## [Task item]
Below are some records. Reproduce them exactly from their first line through the line with "negative) first (ppm).", inclusive.

## [Data listing]
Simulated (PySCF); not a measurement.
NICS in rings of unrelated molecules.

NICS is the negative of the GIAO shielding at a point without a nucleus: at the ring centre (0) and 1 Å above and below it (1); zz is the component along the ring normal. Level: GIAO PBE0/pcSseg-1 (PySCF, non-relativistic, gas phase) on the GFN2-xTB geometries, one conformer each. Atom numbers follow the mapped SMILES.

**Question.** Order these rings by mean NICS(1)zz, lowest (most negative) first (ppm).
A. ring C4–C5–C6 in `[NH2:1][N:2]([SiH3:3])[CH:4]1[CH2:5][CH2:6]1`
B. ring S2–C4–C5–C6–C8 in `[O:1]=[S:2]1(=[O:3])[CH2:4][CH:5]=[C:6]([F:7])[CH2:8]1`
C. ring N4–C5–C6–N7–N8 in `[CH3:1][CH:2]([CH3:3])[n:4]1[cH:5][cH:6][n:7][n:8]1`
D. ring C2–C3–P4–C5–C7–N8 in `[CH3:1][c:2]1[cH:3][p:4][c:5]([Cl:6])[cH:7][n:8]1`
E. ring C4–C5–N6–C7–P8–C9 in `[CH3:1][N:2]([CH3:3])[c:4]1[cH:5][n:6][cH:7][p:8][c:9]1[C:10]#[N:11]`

## [Answer space]
Simulated (PySCF); not a measurement.
NICS in rings of unrelated molecules.

NICS is the negative of the GIAO shielding at a point without a nucleus: at the ring centre (0) and 1 Å above and below it (1); zz is the component along the ring normal. Level: GIAO PBE0/pcSseg-1 (PySCF, non-relativistic, gas phase) on the GFN2-xTB geometries, one conformer each. Atom numbers follow the mapped SMILES.

**Question.** Order these rings by mean NICS(1)zz, lowest (most negative) first (ppm).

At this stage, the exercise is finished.